▸ Work order
What the task needs is the data below, written out verbatim.

▸ Provided information
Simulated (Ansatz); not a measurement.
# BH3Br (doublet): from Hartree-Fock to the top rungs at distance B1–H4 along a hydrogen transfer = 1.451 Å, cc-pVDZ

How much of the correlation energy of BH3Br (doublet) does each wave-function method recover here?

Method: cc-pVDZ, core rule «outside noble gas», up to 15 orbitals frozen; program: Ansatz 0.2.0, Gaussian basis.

▸ Exercise solution
Simulated (Ansatz); not a measurement.
# BH3Br (doublet): from Hartree-Fock to the top rungs at distance B1–H4 along a hydrogen transfer = 1.451 Å, cc-pVDZ

How much of the correlation energy of BH3Br (doublet) does each wave-function method recover here?

Method: cc-pVDZ, core rule «outside noble gas», up to 15 orbitals frozen; program: Ansatz 0.2.0, Gaussian basis.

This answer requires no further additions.